Data extracts:
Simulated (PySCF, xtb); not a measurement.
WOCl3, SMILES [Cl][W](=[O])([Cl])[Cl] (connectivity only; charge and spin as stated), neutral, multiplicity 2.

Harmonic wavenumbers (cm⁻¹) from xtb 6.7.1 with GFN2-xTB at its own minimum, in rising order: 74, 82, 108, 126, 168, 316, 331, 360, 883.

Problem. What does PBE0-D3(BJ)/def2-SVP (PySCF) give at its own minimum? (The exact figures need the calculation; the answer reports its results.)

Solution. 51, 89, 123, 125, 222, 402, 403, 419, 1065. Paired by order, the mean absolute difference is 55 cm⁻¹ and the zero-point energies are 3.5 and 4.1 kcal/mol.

Activity: The first line of the records and every line down to the line with "Harmonic wavenumbers (cm⁻¹)" must be quoted exactly; leave out all else.

Task solution:
Simulated (PySCF, xtb); not a measurement.
WOCl3, SMILES [Cl][W](=[O])([Cl])[Cl] (connectivity only; charge and spin as stated), neutral, multiplicity 2.

Harmonic wavenumbers (cm⁻¹) from xtb 6.7.1 with GFN2-xTB at its own minimum, in rising order: 74, 82, 108, 126, 168, 316, 331, 360, 883.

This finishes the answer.